ASSIGNMENT – Provide an exact copy of the lines from the beginning of the records through the line that includes "0.0000 | 0.0000 |", and of no others.

_ _ _ _

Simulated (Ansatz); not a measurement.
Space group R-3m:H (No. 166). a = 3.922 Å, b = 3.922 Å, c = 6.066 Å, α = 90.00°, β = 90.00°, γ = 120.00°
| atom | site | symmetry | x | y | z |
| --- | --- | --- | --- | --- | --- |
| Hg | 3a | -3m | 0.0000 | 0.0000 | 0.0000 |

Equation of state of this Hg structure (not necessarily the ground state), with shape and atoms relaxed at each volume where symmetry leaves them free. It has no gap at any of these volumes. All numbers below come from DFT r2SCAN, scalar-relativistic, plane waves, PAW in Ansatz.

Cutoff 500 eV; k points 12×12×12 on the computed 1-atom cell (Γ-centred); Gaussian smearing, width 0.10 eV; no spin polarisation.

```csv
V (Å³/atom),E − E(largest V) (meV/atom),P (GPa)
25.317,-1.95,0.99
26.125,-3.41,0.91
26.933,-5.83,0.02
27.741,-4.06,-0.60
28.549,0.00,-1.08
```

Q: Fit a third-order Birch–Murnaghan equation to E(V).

_ _ _ _

ANSWER SPACE –
Simulated (Ansatz); not a measurement.
Space group R-3m:H (No. 166). a = 3.922 Å, b = 3.922 Å, c = 6.066 Å, α = 90.00°, β = 90.00°, γ = 120.00°
| atom | site | symmetry | x | y | z |
| --- | --- | --- | --- | --- | --- |
| Hg | 3a | -3m | 0.0000 | 0.0000 | 0.0000 |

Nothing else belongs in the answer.